REQUIREMENT: After finding the line with "waves, PAW |" in the entries below, retype exactly each line from there through the line with "Which values does VASP return?", including that final line.

<<<<

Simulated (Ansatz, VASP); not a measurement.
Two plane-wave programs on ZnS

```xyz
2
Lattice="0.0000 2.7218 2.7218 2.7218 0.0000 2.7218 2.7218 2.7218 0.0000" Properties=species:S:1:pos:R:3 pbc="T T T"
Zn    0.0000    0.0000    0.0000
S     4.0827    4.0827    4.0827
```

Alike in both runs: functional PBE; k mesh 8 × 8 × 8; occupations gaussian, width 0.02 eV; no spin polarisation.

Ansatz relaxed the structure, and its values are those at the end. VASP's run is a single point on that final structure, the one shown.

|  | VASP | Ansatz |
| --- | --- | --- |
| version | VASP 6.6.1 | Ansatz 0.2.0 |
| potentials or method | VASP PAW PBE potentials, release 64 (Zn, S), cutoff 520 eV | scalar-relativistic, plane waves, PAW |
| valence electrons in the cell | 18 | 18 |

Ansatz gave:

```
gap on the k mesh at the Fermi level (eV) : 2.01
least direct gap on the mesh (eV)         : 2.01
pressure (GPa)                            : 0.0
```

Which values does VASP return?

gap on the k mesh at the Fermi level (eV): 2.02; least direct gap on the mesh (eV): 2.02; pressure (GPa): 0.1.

>>>>

RESPONSE AREA:
| potentials or method | VASP PAW PBE potentials, release 64 (Zn, S), cutoff 520 eV | scalar-relativistic, plane waves, PAW |
| valence electrons in the cell | 18 | 18 |

Ansatz gave:

```
gap on the k mesh at the Fermi level (eV) : 2.01
least direct gap on the mesh (eV)         : 2.01
pressure (GPa)                            : 0.0
```

Which values does VASP return?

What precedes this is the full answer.